WORK INSTRUCTION: Here is the task for the records below: repeat exactly the lines from the one with "Program: VASP 6.6.1." to the one with "A: B (-4.4 GPa), C (1.1 GPa), A (6.3 GPa).", both included, and nothing else.

RECORDED INFORMATION:
▼▼▼

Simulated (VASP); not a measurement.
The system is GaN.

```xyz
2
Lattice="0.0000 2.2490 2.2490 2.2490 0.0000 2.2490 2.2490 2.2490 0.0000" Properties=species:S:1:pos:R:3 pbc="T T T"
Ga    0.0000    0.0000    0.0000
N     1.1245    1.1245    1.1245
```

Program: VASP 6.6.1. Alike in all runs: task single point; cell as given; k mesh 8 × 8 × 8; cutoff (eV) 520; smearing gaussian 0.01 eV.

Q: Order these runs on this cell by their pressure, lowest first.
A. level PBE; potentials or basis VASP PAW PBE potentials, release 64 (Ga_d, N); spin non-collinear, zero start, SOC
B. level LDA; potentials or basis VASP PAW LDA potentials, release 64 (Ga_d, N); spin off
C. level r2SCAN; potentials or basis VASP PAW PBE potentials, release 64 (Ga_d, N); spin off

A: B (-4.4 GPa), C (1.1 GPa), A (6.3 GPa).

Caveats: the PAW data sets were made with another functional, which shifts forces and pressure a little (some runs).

▲▲▲

EXERCISE OUTPUT:
Program: VASP 6.6.1. Alike in all runs: task single point; cell as given; k mesh 8 × 8 × 8; cutoff (eV) 520; smearing gaussian 0.01 eV.

Q: Order these runs on this cell by their pressure, lowest first.
A. level PBE; potentials or basis VASP PAW PBE potentials, release 64 (Ga_d, N); spin non-collinear, zero start, SOC
B. level LDA; potentials or basis VASP PAW LDA potentials, release 64 (Ga_d, N); spin off
C. level r2SCAN; potentials or basis VASP PAW PBE potentials, release 64 (Ga_d, N); spin off

A: B (-4.4 GPa), C (1.1 GPa), A (6.3 GPa).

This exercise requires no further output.